§ Work request: Set the data down again so that every line matches exactly.

§ Material supplied:
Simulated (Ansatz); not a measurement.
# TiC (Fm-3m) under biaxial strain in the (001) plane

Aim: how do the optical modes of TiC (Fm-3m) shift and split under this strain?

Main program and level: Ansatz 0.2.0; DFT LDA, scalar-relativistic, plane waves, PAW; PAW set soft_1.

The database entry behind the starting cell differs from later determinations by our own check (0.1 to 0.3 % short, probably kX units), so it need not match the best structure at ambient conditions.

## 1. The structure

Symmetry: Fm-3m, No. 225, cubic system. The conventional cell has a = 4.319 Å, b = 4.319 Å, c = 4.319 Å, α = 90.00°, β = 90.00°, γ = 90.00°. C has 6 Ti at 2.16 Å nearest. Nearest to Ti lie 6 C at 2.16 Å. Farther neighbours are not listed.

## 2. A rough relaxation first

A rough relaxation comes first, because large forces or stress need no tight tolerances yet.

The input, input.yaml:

§ Task output:
Simulated (Ansatz); not a measurement.
# TiC (Fm-3m) under biaxial strain in the (001) plane

Aim: how do the optical modes of TiC (Fm-3m) shift and split under this strain?

Main program and level: Ansatz 0.2.0; DFT LDA, scalar-relativistic, plane waves, PAW; PAW set soft_1.

The database entry behind the starting cell differs from later determinations by our own check (0.1 to 0.3 % short, probably kX units), so it need not match the best structure at ambient conditions.

## 1. The structure

Symmetry: Fm-3m, No. 225, cubic system. The conventional cell has a = 4.319 Å, b = 4.319 Å, c = 4.319 Å, α = 90.00°, β = 90.00°, γ = 90.00°. C has 6 Ti at 2.16 Å nearest. Nearest to Ti lie 6 C at 2.16 Å. Farther neighbours are not listed.

## 2. A rough relaxation first

A rough relaxation comes first, because large forces or stress need no tight tolerances yet.

The input, input.yaml:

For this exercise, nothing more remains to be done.